**Assigned task**
Retype, word for word, each line between the lines holding "0.01104 | 0.01775 |" and "0.04711 | 0.06132 |", inclusive, and leave the rest of the data alone.

**Data for review**
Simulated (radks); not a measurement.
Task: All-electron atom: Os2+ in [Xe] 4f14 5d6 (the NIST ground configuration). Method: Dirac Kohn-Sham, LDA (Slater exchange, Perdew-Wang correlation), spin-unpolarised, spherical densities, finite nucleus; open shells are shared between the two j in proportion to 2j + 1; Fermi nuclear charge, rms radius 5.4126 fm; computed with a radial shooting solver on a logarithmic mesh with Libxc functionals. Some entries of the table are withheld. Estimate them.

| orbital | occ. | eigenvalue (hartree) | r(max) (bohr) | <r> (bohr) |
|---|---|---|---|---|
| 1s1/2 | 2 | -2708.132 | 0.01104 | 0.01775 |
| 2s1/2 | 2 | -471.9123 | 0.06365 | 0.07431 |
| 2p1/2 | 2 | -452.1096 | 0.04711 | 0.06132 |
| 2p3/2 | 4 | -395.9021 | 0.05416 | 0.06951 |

**Answer box**
| 1s1/2 | 2 | -2708.132 | 0.01104 | 0.01775 |
| 2s1/2 | 2 | -471.9123 | 0.06365 | 0.07431 |
| 2p1/2 | 2 | -452.1096 | 0.04711 | 0.06132 |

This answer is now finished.